==== STORED DATA ====
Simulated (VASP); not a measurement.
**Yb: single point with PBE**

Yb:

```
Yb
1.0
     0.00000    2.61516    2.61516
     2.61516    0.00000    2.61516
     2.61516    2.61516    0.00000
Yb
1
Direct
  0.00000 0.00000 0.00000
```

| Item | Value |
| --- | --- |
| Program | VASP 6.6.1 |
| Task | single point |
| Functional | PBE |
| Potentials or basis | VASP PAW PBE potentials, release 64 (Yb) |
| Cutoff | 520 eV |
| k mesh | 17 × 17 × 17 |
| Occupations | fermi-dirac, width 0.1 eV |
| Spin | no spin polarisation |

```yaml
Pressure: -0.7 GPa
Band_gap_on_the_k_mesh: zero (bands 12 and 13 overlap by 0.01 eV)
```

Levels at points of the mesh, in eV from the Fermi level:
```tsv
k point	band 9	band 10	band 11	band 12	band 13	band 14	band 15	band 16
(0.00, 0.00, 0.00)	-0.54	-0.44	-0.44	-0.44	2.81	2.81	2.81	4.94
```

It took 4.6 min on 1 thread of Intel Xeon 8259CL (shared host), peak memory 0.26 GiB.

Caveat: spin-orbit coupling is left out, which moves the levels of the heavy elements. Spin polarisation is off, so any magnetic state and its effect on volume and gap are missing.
====

■ REQUIREMENT ■
Everything from the first line of the records through the line holding "It took 4.6" is to be transcribed exactly; leave out all other lines.

■ ANSWER BOX ■
Simulated (VASP); not a measurement.
**Yb: single point with PBE**

Yb:

```
Yb
1.0
     0.00000    2.61516    2.61516
     2.61516    0.00000    2.61516
     2.61516    2.61516    0.00000
Yb
1
Direct
  0.00000 0.00000 0.00000
```

| Item | Value |
| --- | --- |
| Program | VASP 6.6.1 |
| Task | single point |
| Functional | PBE |
| Potentials or basis | VASP PAW PBE potentials, release 64 (Yb) |
| Cutoff | 520 eV |
| k mesh | 17 × 17 × 17 |
| Occupations | fermi-dirac, width 0.1 eV |
| Spin | no spin polarisation |

```yaml
Pressure: -0.7 GPa
Band_gap_on_the_k_mesh: zero (bands 12 and 13 overlap by 0.01 eV)
```

Levels at points of the mesh, in eV from the Fermi level:
```tsv
k point	band 9	band 10	band 11	band 12	band 13	band 14	band 15	band 16
(0.00, 0.00, 0.00)	-0.54	-0.44	-0.44	-0.44	2.81	2.81	2.81	4.94
```

It took 4.6 min on 1 thread of Intel Xeon 8259CL (shared host), peak memory 0.26 GiB.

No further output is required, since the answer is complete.